***** Extracted data *****

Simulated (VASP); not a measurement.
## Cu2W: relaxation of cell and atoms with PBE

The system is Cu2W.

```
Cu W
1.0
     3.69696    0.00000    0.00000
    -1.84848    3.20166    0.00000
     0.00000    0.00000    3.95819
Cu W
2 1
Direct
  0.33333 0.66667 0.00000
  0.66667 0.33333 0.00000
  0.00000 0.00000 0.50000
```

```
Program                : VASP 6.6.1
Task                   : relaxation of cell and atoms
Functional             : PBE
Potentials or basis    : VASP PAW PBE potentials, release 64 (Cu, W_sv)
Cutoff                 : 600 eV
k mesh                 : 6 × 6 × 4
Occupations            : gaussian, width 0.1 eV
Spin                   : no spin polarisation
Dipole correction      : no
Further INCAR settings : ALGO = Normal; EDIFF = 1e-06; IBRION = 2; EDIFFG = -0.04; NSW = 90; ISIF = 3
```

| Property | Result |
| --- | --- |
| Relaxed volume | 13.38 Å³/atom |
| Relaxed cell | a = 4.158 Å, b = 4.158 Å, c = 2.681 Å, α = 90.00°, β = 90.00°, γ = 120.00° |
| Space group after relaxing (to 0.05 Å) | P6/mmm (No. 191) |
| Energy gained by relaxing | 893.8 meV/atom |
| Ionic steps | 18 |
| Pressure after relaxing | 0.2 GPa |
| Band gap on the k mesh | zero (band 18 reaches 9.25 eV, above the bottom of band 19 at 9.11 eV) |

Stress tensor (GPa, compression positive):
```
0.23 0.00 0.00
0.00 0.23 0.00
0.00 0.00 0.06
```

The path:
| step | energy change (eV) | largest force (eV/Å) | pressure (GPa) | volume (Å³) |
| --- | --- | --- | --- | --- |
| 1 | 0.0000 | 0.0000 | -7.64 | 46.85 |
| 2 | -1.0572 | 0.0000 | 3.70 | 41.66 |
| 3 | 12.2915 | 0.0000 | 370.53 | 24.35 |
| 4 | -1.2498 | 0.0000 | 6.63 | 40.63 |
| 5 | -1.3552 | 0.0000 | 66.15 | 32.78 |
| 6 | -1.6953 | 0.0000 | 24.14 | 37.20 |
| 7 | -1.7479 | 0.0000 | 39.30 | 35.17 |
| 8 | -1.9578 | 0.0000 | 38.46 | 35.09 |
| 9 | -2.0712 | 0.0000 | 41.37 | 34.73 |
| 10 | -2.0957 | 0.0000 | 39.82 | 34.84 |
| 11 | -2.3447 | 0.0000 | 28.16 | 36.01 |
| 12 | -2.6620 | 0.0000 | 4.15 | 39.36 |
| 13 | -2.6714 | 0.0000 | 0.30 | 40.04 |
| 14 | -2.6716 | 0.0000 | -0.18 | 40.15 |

*****

### Exercise
Look above for the line with "24.14 | 37.20 |" and the line with "0.30 | 40.04 |"; transcribe both and all lines in between, exactly, and nothing else.

### Your solution
| 6 | -1.6953 | 0.0000 | 24.14 | 37.20 |
| 7 | -1.7479 | 0.0000 | 39.30 | 35.17 |
| 8 | -1.9578 | 0.0000 | 38.46 | 35.09 |
| 9 | -2.0712 | 0.0000 | 41.37 | 34.73 |
| 10 | -2.0957 | 0.0000 | 39.82 | 34.84 |
| 11 | -2.3447 | 0.0000 | 28.16 | 36.01 |
| 12 | -2.6620 | 0.0000 | 4.15 | 39.36 |
| 13 | -2.6714 | 0.0000 | 0.30 | 40.04 |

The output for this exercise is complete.